● Exercise
Return every entry in the listing word for word.

● Supplied data
Content starts

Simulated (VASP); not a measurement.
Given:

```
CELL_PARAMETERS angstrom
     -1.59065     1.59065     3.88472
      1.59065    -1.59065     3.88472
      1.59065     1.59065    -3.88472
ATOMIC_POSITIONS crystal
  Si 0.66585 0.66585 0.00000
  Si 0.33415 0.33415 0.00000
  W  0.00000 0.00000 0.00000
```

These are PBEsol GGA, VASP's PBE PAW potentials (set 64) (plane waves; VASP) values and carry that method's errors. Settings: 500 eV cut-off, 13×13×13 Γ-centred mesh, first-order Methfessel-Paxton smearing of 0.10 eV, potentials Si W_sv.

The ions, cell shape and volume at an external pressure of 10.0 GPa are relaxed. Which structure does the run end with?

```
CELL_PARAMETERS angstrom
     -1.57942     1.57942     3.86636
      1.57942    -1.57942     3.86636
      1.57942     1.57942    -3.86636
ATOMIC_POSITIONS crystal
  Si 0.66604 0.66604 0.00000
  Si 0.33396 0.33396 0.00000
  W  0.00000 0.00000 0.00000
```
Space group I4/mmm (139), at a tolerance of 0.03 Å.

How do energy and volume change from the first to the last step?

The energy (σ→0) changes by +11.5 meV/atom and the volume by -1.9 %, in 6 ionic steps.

Content ends

● Written reply
Simulated (VASP); not a measurement.
Given:

```
CELL_PARAMETERS angstrom
     -1.59065     1.59065     3.88472
      1.59065    -1.59065     3.88472
      1.59065     1.59065    -3.88472
ATOMIC_POSITIONS crystal
  Si 0.66585 0.66585 0.00000
  Si 0.33415 0.33415 0.00000
  W  0.00000 0.00000 0.00000
```

These are PBEsol GGA, VASP's PBE PAW potentials (set 64) (plane waves; VASP) values and carry that method's errors. Settings: 500 eV cut-off, 13×13×13 Γ-centred mesh, first-order Methfessel-Paxton smearing of 0.10 eV, potentials Si W_sv.

The ions, cell shape and volume at an external pressure of 10.0 GPa are relaxed. Which structure does the run end with?

```
CELL_PARAMETERS angstrom
     -1.57942     1.57942     3.86636
      1.57942    -1.57942     3.86636
      1.57942     1.57942    -3.86636
ATOMIC_POSITIONS crystal
  Si 0.66604 0.66604 0.00000
  Si 0.33396 0.33396 0.00000
  W  0.00000 0.00000 0.00000
```
Space group I4/mmm (139), at a tolerance of 0.03 Å.

How do energy and volume change from the first to the last step?

The energy (σ→0) changes by +11.5 meV/atom and the volume by -1.9 %, in 6 ionic steps.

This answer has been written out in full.